Provided material
>>>
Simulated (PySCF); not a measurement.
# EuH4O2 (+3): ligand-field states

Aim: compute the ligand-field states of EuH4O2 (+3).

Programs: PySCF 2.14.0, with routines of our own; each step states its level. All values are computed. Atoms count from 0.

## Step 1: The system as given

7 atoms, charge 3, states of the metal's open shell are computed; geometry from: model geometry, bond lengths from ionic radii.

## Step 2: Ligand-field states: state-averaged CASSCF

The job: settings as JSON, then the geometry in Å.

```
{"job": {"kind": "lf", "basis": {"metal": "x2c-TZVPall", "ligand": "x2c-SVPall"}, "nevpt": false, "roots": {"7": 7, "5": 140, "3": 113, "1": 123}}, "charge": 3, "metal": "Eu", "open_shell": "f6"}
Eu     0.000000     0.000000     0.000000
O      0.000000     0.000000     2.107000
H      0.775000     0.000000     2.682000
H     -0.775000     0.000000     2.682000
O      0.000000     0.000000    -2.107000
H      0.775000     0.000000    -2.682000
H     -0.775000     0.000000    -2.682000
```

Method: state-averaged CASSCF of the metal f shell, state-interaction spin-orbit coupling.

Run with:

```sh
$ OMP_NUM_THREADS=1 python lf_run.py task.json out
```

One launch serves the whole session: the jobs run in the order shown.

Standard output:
<<<

Requirement
Only the lines from the beginning of the material through the line with "## Step 1: The system as given" should appear in the answer, each copied exactly.

Written answer
Simulated (PySCF); not a measurement.
# EuH4O2 (+3): ligand-field states

Aim: compute the ligand-field states of EuH4O2 (+3).

Programs: PySCF 2.14.0, with routines of our own; each step states its level. All values are computed. Atoms count from 0.

## Step 1: The system as given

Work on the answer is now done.